§ BRIEF: Restate the entries below without a single change.

§ DATASET EXCERPTS:
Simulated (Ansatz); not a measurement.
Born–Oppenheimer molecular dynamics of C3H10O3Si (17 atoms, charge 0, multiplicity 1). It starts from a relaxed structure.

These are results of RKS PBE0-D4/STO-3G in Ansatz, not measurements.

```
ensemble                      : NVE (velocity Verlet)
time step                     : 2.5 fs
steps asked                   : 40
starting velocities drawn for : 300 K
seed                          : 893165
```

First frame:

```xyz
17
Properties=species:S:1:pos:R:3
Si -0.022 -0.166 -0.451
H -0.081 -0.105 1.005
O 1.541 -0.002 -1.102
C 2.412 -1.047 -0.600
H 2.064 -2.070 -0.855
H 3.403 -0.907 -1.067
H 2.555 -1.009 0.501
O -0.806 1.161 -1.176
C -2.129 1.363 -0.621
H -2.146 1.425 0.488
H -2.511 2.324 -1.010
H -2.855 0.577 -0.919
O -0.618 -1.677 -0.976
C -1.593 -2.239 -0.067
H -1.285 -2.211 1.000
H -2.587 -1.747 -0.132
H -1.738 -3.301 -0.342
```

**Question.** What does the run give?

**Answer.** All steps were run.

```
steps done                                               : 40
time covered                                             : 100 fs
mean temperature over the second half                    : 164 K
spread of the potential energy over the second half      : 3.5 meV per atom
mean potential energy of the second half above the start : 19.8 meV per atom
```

§ RESPONSE:
Simulated (Ansatz); not a measurement.
Born–Oppenheimer molecular dynamics of C3H10O3Si (17 atoms, charge 0, multiplicity 1). It starts from a relaxed structure.

These are results of RKS PBE0-D4/STO-3G in Ansatz, not measurements.

```
ensemble                      : NVE (velocity Verlet)
time step                     : 2.5 fs
steps asked                   : 40
starting velocities drawn for : 300 K
seed                          : 893165
```

First frame:

```xyz
17
Properties=species:S:1:pos:R:3
Si -0.022 -0.166 -0.451
H -0.081 -0.105 1.005
O 1.541 -0.002 -1.102
C 2.412 -1.047 -0.600
H 2.064 -2.070 -0.855
H 3.403 -0.907 -1.067
H 2.555 -1.009 0.501
O -0.806 1.161 -1.176
C -2.129 1.363 -0.621
H -2.146 1.425 0.488
H -2.511 2.324 -1.010
H -2.855 0.577 -0.919
O -0.618 -1.677 -0.976
C -1.593 -2.239 -0.067
H -1.285 -2.211 1.000
H -2.587 -1.747 -0.132
H -1.738 -3.301 -0.342
```

**Question.** What does the run give?

**Answer.** All steps were run.

```
steps done                                               : 40
time covered                                             : 100 fs
mean temperature over the second half                    : 164 K
spread of the potential energy over the second half      : 3.5 meV per atom
mean potential energy of the second half above the start : 19.8 meV per atom
```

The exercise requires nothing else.